■ Data supplied:
--------------------

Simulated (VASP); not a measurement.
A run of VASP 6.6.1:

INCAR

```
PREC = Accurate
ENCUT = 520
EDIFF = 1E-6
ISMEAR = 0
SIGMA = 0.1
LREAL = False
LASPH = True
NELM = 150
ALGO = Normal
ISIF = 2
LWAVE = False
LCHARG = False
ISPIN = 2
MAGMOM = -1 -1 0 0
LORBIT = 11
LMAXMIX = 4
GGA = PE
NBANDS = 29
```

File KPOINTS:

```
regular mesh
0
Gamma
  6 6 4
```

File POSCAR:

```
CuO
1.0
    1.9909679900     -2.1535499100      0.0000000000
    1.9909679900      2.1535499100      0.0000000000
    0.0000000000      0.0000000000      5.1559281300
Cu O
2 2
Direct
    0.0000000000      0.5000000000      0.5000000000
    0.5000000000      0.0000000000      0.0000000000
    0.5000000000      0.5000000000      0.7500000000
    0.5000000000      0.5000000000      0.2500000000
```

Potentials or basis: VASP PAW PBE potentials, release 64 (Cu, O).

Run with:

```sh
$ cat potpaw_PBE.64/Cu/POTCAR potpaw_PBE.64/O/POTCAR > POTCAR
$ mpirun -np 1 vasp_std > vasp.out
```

--------------------

■ Work instruction:
Retype the entries one by one, exactly.

■ Result:
Simulated (VASP); not a measurement.
A run of VASP 6.6.1:

INCAR

```
PREC = Accurate
ENCUT = 520
EDIFF = 1E-6
ISMEAR = 0
SIGMA = 0.1
LREAL = False
LASPH = True
NELM = 150
ALGO = Normal
ISIF = 2
LWAVE = False
LCHARG = False
ISPIN = 2
MAGMOM = -1 -1 0 0
LORBIT = 11
LMAXMIX = 4
GGA = PE
NBANDS = 29
```

File KPOINTS:

```
regular mesh
0
Gamma
  6 6 4
```

File POSCAR:

```
CuO
1.0
    1.9909679900     -2.1535499100      0.0000000000
    1.9909679900      2.1535499100      0.0000000000
    0.0000000000      0.0000000000      5.1559281300
Cu O
2 2
Direct
    0.0000000000      0.5000000000      0.5000000000
    0.5000000000      0.0000000000      0.0000000000
    0.5000000000      0.5000000000      0.7500000000
    0.5000000000      0.5000000000      0.2500000000
```

Potentials or basis: VASP PAW PBE potentials, release 64 (Cu, O).

Run with:

```sh
$ cat potpaw_PBE.64/Cu/POTCAR potpaw_PBE.64/O/POTCAR > POTCAR
$ mpirun -np 1 vasp_std > vasp.out
```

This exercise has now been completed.